___

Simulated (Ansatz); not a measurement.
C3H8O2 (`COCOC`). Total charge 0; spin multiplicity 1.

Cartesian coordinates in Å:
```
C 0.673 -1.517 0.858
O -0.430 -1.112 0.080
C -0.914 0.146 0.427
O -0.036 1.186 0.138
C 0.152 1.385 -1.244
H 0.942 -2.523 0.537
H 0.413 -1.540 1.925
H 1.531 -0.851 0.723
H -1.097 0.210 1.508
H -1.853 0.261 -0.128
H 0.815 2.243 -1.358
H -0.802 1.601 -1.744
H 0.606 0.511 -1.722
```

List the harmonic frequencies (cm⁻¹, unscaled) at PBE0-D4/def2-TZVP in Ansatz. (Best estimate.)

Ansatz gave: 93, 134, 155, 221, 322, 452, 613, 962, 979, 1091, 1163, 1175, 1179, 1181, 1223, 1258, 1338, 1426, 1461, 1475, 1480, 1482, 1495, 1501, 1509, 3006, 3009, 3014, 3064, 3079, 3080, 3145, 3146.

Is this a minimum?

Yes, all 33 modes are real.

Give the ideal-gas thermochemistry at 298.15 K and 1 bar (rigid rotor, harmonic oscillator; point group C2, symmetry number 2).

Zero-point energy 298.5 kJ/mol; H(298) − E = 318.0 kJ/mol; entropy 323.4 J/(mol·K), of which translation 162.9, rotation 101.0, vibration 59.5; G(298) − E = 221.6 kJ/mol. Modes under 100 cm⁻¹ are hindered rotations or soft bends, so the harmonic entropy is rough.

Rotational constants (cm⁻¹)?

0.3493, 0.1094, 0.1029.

___

▶ REQUIREMENT
Each line from the start of the records through the line holding "Rotational constants (cm⁻¹)?" must be returned exactly; nothing else belongs in the answer.

▶ SOLUTION
Simulated (Ansatz); not a measurement.
C3H8O2 (`COCOC`). Total charge 0; spin multiplicity 1.

Cartesian coordinates in Å:
```
C 0.673 -1.517 0.858
O -0.430 -1.112 0.080
C -0.914 0.146 0.427
O -0.036 1.186 0.138
C 0.152 1.385 -1.244
H 0.942 -2.523 0.537
H 0.413 -1.540 1.925
H 1.531 -0.851 0.723
H -1.097 0.210 1.508
H -1.853 0.261 -0.128
H 0.815 2.243 -1.358
H -0.802 1.601 -1.744
H 0.606 0.511 -1.722
```

List the harmonic frequencies (cm⁻¹, unscaled) at PBE0-D4/def2-TZVP in Ansatz. (Best estimate.)

Ansatz gave: 93, 134, 155, 221, 322, 452, 613, 962, 979, 1091, 1163, 1175, 1179, 1181, 1223, 1258, 1338, 1426, 1461, 1475, 1480, 1482, 1495, 1501, 1509, 3006, 3009, 3014, 3064, 3079, 3080, 3145, 3146.

Is this a minimum?

Yes, all 33 modes are real.

Give the ideal-gas thermochemistry at 298.15 K and 1 bar (rigid rotor, harmonic oscillator; point group C2, symmetry number 2).

Zero-point energy 298.5 kJ/mol; H(298) − E = 318.0 kJ/mol; entropy 323.4 J/(mol·K), of which translation 162.9, rotation 101.0, vibration 59.5; G(298) − E = 221.6 kJ/mol. Modes under 100 cm⁻¹ are hindered rotations or soft bends, so the harmonic entropy is rough.

Rotational constants (cm⁻¹)?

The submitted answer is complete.